Activity: Using the data below, return the stretch from the line that contains "Alike in both" through the line that contains "plane waves |", both included, exactly as it stands and nothing beyond it.

^^^^^^^^

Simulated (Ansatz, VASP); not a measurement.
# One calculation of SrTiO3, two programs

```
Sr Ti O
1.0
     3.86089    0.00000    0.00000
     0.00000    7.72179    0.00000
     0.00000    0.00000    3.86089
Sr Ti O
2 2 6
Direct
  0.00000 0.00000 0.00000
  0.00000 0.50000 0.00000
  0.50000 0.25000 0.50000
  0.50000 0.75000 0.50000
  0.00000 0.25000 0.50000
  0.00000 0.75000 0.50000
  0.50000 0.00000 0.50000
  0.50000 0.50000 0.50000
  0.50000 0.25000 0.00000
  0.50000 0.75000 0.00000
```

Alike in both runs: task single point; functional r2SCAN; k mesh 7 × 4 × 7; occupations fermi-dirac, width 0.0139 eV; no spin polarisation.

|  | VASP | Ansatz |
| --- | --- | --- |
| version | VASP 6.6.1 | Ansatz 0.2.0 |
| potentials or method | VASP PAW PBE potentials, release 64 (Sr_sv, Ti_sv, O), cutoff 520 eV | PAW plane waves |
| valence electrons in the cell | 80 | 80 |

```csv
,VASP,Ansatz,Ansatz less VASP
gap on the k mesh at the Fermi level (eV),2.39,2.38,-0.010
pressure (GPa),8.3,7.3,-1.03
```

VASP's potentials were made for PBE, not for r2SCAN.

^^^^^^^^

Problem solution:
Alike in both runs: task single point; functional r2SCAN; k mesh 7 × 4 × 7; occupations fermi-dirac, width 0.0139 eV; no spin polarisation.

|  | VASP | Ansatz |
| --- | --- | --- |
| version | VASP 6.6.1 | Ansatz 0.2.0 |
| potentials or method | VASP PAW PBE potentials, release 64 (Sr_sv, Ti_sv, O), cutoff 520 eV | PAW plane waves |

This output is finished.